◆ **EXERCISE**
The lines from the first line of the entries through the line containing "Molecule: InHClF; SMILES [Cl][InH][F]" are to be repeated exactly, with both of those lines included.

◆ **INFORMATION**
=====

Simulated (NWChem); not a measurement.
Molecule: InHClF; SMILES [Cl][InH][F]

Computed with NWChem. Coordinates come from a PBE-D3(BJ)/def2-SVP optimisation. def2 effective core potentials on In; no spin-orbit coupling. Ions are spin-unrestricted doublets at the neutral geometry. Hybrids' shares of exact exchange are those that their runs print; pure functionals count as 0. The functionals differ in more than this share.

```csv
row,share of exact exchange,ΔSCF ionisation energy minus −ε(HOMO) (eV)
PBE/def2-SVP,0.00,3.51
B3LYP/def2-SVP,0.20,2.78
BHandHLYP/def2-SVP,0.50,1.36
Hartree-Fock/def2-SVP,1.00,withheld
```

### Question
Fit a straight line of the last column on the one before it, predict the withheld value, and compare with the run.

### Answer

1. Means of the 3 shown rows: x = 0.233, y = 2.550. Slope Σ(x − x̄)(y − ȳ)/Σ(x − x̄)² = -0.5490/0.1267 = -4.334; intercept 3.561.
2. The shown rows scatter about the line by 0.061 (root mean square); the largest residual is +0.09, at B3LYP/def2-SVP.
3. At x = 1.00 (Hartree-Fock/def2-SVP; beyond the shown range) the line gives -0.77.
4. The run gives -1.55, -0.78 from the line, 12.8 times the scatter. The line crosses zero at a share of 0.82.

=====

◆ **SOLUTION**
Simulated (NWChem); not a measurement.
Molecule: InHClF; SMILES [Cl][InH][F]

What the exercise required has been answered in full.